[Opening Extracted material section]
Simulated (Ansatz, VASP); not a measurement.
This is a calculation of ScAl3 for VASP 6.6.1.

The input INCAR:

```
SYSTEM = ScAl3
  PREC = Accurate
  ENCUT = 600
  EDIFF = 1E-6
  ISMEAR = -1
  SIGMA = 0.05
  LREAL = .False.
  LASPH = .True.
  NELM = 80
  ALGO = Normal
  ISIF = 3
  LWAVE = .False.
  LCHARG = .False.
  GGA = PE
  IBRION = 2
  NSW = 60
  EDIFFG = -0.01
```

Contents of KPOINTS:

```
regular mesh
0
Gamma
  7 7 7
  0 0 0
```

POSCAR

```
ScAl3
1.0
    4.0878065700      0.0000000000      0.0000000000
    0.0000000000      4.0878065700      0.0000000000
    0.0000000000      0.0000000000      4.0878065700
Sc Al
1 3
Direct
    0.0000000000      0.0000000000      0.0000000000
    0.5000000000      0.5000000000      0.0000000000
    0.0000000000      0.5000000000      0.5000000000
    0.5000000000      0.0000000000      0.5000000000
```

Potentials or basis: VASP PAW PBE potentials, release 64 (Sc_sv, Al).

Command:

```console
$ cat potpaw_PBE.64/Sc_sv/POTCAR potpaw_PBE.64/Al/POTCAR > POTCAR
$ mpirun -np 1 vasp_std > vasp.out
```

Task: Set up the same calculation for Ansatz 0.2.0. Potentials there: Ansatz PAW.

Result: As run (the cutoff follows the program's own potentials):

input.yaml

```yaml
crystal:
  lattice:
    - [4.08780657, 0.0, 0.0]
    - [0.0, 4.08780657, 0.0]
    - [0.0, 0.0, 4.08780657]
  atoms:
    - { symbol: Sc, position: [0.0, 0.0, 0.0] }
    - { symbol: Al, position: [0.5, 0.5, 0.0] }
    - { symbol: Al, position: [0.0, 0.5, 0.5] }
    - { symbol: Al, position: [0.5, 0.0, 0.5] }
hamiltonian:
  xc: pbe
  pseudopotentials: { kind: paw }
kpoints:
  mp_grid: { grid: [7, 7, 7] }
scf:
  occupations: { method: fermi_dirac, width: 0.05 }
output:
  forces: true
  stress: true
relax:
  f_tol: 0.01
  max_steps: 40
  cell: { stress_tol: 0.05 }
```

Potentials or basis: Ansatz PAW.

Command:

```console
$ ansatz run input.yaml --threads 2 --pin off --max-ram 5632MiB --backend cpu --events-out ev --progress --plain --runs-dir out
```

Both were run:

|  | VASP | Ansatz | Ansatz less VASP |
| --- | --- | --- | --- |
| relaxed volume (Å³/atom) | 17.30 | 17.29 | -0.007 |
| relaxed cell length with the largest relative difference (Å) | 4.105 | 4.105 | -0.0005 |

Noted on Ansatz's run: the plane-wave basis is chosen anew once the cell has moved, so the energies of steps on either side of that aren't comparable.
[Closing Extracted material section]

Work order
Starting at the first line of the records above, please copy each line exactly until you reach the line containing "4.105 | -0.0005 |". Include that line and stop there.

Written reply
Simulated (Ansatz, VASP); not a measurement.
This is a calculation of ScAl3 for VASP 6.6.1.

The input INCAR:

```
SYSTEM = ScAl3
  PREC = Accurate
  ENCUT = 600
  EDIFF = 1E-6
  ISMEAR = -1
  SIGMA = 0.05
  LREAL = .False.
  LASPH = .True.
  NELM = 80
  ALGO = Normal
  ISIF = 3
  LWAVE = .False.
  LCHARG = .False.
  GGA = PE
  IBRION = 2
  NSW = 60
  EDIFFG = -0.01
```

Contents of KPOINTS:

```
regular mesh
0
Gamma
  7 7 7
  0 0 0
```

POSCAR

```
ScAl3
1.0
    4.0878065700      0.0000000000      0.0000000000
    0.0000000000      4.0878065700      0.0000000000
    0.0000000000      0.0000000000      4.0878065700
Sc Al
1 3
Direct
    0.0000000000      0.0000000000      0.0000000000
    0.5000000000      0.5000000000      0.0000000000
    0.0000000000      0.5000000000      0.5000000000
    0.5000000000      0.0000000000      0.5000000000
```

Potentials or basis: VASP PAW PBE potentials, release 64 (Sc_sv, Al).

Command:

```console
$ cat potpaw_PBE.64/Sc_sv/POTCAR potpaw_PBE.64/Al/POTCAR > POTCAR
$ mpirun -np 1 vasp_std > vasp.out
```

Task: Set up the same calculation for Ansatz 0.2.0. Potentials there: Ansatz PAW.

Result: As run (the cutoff follows the program's own potentials):

input.yaml

```yaml
crystal:
  lattice:
    - [4.08780657, 0.0, 0.0]
    - [0.0, 4.08780657, 0.0]
    - [0.0, 0.0, 4.08780657]
  atoms:
    - { symbol: Sc, position: [0.0, 0.0, 0.0] }
    - { symbol: Al, position: [0.5, 0.5, 0.0] }
    - { symbol: Al, position: [0.0, 0.5, 0.5] }
    - { symbol: Al, position: [0.5, 0.0, 0.5] }
hamiltonian:
  xc: pbe
  pseudopotentials: { kind: paw }
kpoints:
  mp_grid: { grid: [7, 7, 7] }
scf:
  occupations: { method: fermi_dirac, width: 0.05 }
output:
  forces: true
  stress: true
relax:
  f_tol: 0.01
  max_steps: 40
  cell: { stress_tol: 0.05 }
```

Potentials or basis: Ansatz PAW.

Command:

```console
$ ansatz run input.yaml --threads 2 --pin off --max-ram 5632MiB --backend cpu --events-out ev --progress --plain --runs-dir out
```

Both were run:

|  | VASP | Ansatz | Ansatz less VASP |
| --- | --- | --- | --- |
| relaxed volume (Å³/atom) | 17.30 | 17.29 | -0.007 |
| relaxed cell length with the largest relative difference (Å) | 4.105 | 4.105 | -0.0005 |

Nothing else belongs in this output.